Requirement
With nothing added or dropped, output every record below exactly.

Information shown
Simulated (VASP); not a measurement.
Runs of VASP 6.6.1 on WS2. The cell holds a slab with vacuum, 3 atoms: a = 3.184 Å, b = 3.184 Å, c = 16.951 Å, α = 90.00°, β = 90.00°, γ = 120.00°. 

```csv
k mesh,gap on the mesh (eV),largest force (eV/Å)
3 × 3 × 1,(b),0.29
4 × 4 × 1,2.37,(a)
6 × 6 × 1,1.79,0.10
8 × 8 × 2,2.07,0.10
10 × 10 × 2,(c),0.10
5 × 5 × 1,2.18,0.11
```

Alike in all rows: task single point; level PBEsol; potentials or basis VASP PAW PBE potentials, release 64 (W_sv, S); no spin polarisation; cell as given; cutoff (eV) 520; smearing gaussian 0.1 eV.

Written solution
Simulated (VASP); not a measurement.
Runs of VASP 6.6.1 on WS2. The cell holds a slab with vacuum, 3 atoms: a = 3.184 Å, b = 3.184 Å, c = 16.951 Å, α = 90.00°, β = 90.00°, γ = 120.00°. 

```csv
k mesh,gap on the mesh (eV),largest force (eV/Å)
3 × 3 × 1,(b),0.29
4 × 4 × 1,2.37,(a)
6 × 6 × 1,1.79,0.10
8 × 8 × 2,2.07,0.10
10 × 10 × 2,(c),0.10
5 × 5 × 1,2.18,0.11
```

Alike in all rows: task single point; level PBEsol; potentials or basis VASP PAW PBE potentials, release 64 (W_sv, S); no spin polarisation; cell as given; cutoff (eV) 520; smearing gaussian 0.1 eV.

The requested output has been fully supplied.